> Dataset:
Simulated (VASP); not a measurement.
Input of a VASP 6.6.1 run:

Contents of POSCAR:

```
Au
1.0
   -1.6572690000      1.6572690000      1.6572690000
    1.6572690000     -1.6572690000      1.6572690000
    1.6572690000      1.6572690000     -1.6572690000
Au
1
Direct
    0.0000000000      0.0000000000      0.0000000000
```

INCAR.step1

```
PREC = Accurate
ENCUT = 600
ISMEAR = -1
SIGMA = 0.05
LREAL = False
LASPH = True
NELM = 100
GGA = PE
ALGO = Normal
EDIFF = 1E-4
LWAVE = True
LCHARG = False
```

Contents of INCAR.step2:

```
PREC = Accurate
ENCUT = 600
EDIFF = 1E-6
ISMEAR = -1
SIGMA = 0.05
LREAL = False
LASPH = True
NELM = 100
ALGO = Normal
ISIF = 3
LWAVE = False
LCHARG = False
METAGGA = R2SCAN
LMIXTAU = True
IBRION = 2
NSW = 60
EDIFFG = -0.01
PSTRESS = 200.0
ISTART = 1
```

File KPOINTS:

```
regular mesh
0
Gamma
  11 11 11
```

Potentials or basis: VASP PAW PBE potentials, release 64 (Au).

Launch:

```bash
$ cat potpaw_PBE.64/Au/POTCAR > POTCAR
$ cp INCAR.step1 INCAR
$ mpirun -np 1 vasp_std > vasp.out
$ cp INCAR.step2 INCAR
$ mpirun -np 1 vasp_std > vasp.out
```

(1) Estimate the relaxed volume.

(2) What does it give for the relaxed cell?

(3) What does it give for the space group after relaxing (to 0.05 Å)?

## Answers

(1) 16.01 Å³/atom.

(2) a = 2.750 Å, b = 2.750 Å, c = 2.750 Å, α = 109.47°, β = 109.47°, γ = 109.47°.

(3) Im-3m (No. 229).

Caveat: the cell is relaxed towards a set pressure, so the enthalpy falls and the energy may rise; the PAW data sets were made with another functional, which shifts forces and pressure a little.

> Activity: The lines from the beginning of the records through the line containing "(3) Im-3m (No. 229)." should be reproduced exactly. Include nothing else.

> Written answer:
Simulated (VASP); not a measurement.
Input of a VASP 6.6.1 run:

Contents of POSCAR:

```
Au
1.0
   -1.6572690000      1.6572690000      1.6572690000
    1.6572690000     -1.6572690000      1.6572690000
    1.6572690000      1.6572690000     -1.6572690000
Au
1
Direct
    0.0000000000      0.0000000000      0.0000000000
```

INCAR.step1

```
PREC = Accurate
ENCUT = 600
ISMEAR = -1
SIGMA = 0.05
LREAL = False
LASPH = True
NELM = 100
GGA = PE
ALGO = Normal
EDIFF = 1E-4
LWAVE = True
LCHARG = False
```

Contents of INCAR.step2:

```
PREC = Accurate
ENCUT = 600
EDIFF = 1E-6
ISMEAR = -1
SIGMA = 0.05
LREAL = False
LASPH = True
NELM = 100
ALGO = Normal
ISIF = 3
LWAVE = False
LCHARG = False
METAGGA = R2SCAN
LMIXTAU = True
IBRION = 2
NSW = 60
EDIFFG = -0.01
PSTRESS = 200.0
ISTART = 1
```

File KPOINTS:

```
regular mesh
0
Gamma
  11 11 11
```

Potentials or basis: VASP PAW PBE potentials, release 64 (Au).

Launch:

```bash
$ cat potpaw_PBE.64/Au/POTCAR > POTCAR
$ cp INCAR.step1 INCAR
$ mpirun -np 1 vasp_std > vasp.out
$ cp INCAR.step2 INCAR
$ mpirun -np 1 vasp_std > vasp.out
```

(1) Estimate the relaxed volume.

(2) What does it give for the relaxed cell?

(3) What does it give for the space group after relaxing (to 0.05 Å)?

## Answers

(1) 16.01 Å³/atom.

(2) a = 2.750 Å, b = 2.750 Å, c = 2.750 Å, α = 109.47°, β = 109.47°, γ = 109.47°.

(3) Im-3m (No. 229).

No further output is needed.